## ASSIGNMENT
Transcribe only part of the material below: the lines from the one containing "100.0 | 1089.5 |" through the one containing "The strongest magnetic", inclusive, exactly as written.

RECORD EXCERPTS Block Start

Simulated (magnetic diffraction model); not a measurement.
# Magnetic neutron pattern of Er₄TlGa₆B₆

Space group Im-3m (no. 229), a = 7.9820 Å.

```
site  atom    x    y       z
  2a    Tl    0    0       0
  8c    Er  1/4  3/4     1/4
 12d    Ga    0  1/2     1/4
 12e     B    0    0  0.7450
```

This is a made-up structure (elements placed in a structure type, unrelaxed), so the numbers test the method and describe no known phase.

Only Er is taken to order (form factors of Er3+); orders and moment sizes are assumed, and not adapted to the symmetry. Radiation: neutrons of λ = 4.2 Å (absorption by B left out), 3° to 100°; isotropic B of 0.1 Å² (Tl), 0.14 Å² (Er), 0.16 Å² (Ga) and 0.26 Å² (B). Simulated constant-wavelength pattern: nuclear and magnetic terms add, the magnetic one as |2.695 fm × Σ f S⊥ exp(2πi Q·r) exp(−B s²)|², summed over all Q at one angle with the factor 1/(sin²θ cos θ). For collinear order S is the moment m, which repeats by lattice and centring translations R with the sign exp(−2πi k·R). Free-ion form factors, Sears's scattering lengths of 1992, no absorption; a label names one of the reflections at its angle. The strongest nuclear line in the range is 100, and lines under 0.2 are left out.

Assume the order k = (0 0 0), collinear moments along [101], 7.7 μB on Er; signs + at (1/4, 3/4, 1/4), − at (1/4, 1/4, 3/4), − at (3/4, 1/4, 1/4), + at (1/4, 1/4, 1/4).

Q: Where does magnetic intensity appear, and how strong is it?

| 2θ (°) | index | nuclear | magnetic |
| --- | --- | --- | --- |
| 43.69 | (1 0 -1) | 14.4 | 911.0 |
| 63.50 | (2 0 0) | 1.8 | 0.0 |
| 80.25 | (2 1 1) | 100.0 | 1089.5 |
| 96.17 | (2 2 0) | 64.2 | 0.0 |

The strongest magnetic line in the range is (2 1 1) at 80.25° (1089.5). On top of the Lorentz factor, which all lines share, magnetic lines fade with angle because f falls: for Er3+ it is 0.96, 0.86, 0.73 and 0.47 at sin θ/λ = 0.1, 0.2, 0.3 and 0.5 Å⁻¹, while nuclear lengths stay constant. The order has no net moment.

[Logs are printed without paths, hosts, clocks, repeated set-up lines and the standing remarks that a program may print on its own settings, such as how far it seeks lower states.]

RECORD EXCERPTS Block End

## SOLUTION
| 80.25 | (2 1 1) | 100.0 | 1089.5 |
| 96.17 | (2 2 0) | 64.2 | 0.0 |

The strongest magnetic line in the range is (2 1 1) at 80.25° (1089.5). On top of the Lorentz factor, which all lines share, magnetic lines fade with angle because f falls: for Er3+ it is 0.96, 0.86, 0.73 and 0.47 at sin θ/λ = 0.1, 0.2, 0.3 and 0.5 Å⁻¹, while nuclear lengths stay constant. The order has no net moment.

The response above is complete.